[ACTIVITY]
Transcribe only the lines between the first line of the records and the line containing "## (1) Starting point", inclusive, exactly as written.

[DATA SUPPLIED]
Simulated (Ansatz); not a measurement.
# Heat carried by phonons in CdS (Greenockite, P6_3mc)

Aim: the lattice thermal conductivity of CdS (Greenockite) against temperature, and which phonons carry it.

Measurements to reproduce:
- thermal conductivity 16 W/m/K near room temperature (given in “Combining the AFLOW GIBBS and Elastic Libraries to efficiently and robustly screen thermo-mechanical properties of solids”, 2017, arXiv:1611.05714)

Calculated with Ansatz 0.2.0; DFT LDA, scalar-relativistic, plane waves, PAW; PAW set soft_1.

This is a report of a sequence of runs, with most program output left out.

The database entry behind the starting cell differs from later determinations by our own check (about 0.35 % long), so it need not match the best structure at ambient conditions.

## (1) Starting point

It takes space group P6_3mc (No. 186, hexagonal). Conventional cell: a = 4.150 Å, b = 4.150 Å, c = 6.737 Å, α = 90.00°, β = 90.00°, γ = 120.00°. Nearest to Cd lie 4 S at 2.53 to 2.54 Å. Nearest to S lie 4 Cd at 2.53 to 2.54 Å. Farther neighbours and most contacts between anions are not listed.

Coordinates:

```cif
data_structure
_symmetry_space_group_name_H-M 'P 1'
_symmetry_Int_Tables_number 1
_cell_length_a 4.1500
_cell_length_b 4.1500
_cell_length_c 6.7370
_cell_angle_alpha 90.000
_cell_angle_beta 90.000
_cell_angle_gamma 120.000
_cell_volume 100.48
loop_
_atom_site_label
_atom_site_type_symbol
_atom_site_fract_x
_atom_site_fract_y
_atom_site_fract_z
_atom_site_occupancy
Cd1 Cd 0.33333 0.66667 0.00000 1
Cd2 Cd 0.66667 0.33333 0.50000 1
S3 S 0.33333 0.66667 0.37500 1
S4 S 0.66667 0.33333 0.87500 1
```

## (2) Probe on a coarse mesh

[TASK OUTPUT]
Simulated (Ansatz); not a measurement.
# Heat carried by phonons in CdS (Greenockite, P6_3mc)

Aim: the lattice thermal conductivity of CdS (Greenockite) against temperature, and which phonons carry it.

Measurements to reproduce:
- thermal conductivity 16 W/m/K near room temperature (given in “Combining the AFLOW GIBBS and Elastic Libraries to efficiently and robustly screen thermo-mechanical properties of solids”, 2017, arXiv:1611.05714)

Calculated with Ansatz 0.2.0; DFT LDA, scalar-relativistic, plane waves, PAW; PAW set soft_1.

This is a report of a sequence of runs, with most program output left out.

The database entry behind the starting cell differs from later determinations by our own check (about 0.35 % long), so it need not match the best structure at ambient conditions.

## (1) Starting point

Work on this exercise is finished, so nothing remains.